Action item:
After repeating the line containing "Computed with PySCF with r2SCAN-D4/def2-TZVP.", stop; until then, repeat each line of the listing below exactly, starting with the first.

══════════

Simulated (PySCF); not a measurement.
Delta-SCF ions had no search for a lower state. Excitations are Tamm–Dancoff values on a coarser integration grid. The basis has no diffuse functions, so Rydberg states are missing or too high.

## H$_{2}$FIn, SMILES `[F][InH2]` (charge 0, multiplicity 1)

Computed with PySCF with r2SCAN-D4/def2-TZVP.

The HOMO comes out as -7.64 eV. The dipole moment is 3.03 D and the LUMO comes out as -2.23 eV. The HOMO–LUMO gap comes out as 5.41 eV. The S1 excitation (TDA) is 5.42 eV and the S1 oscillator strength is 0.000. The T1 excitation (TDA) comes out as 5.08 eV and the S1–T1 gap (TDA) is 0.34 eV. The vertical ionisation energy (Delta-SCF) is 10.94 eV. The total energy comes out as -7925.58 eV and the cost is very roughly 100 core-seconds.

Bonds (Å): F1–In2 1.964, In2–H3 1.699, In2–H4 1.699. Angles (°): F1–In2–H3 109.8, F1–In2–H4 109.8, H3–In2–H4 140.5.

══════════

Solution:
Simulated (PySCF); not a measurement.
Delta-SCF ions had no search for a lower state. Excitations are Tamm–Dancoff values on a coarser integration grid. The basis has no diffuse functions, so Rydberg states are missing or too high.

## H$_{2}$FIn, SMILES `[F][InH2]` (charge 0, multiplicity 1)

Computed with PySCF with r2SCAN-D4/def2-TZVP.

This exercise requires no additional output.